━━━ RECORD EXTRACTS
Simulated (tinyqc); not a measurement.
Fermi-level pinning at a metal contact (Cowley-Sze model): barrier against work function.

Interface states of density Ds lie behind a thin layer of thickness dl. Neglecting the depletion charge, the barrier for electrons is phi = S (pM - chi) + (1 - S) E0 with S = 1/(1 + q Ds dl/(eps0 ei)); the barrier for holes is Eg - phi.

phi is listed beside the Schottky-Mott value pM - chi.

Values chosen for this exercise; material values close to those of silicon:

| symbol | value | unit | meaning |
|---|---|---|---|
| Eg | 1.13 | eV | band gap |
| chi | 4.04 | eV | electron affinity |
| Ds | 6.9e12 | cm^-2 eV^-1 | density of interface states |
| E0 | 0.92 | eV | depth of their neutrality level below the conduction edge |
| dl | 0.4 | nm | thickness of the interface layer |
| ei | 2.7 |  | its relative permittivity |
━━━━━━

With the first line being the one containing "unit | meaning |" and the last line the one containing "interface layer |", transcribe exactly the lines above that fall in that range.

### TASK SOLUTION
| symbol | value | unit | meaning |
|---|---|---|---|
| Eg | 1.13 | eV | band gap |
| chi | 4.04 | eV | electron affinity |
| Ds | 6.9e12 | cm^-2 eV^-1 | density of interface states |
| E0 | 0.92 | eV | depth of their neutrality level below the conduction edge |
| dl | 0.4 | nm | thickness of the interface layer |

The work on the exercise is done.